* **Data listing**
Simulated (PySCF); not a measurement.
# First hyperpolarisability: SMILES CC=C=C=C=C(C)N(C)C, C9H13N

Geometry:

* **Brief**
Go through the records and set every one down exactly.

* **Answer section**
Simulated (PySCF); not a measurement.
# First hyperpolarisability: SMILES CC=C=C=C=C(C)N(C)C, C9H13N

Geometry:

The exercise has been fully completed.